• **DATA**
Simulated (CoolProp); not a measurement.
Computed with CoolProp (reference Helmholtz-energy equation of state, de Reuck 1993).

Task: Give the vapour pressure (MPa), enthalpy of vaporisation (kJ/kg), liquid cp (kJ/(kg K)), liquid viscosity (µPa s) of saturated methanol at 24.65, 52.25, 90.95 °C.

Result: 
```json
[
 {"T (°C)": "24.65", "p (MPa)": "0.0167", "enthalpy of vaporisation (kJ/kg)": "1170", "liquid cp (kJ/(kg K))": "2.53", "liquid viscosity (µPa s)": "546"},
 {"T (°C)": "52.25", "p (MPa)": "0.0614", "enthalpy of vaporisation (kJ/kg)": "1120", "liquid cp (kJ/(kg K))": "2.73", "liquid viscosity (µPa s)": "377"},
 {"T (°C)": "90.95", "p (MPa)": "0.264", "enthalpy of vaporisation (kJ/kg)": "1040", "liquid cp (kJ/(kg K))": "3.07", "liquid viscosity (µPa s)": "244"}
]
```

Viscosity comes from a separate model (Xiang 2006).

• **BRIEF**
Would you transcribe the entire listing above without any deviation?

• **EXERCISE RESPONSE**
Simulated (CoolProp); not a measurement.
Computed with CoolProp (reference Helmholtz-energy equation of state, de Reuck 1993).

Task: Give the vapour pressure (MPa), enthalpy of vaporisation (kJ/kg), liquid cp (kJ/(kg K)), liquid viscosity (µPa s) of saturated methanol at 24.65, 52.25, 90.95 °C.

Result: 
```json
[
 {"T (°C)": "24.65", "p (MPa)": "0.0167", "enthalpy of vaporisation (kJ/kg)": "1170", "liquid cp (kJ/(kg K))": "2.53", "liquid viscosity (µPa s)": "546"},
 {"T (°C)": "52.25", "p (MPa)": "0.0614", "enthalpy of vaporisation (kJ/kg)": "1120", "liquid cp (kJ/(kg K))": "2.73", "liquid viscosity (µPa s)": "377"},
 {"T (°C)": "90.95", "p (MPa)": "0.264", "enthalpy of vaporisation (kJ/kg)": "1040", "liquid cp (kJ/(kg K))": "3.07", "liquid viscosity (µPa s)": "244"}
]
```

Viscosity comes from a separate model (Xiang 2006).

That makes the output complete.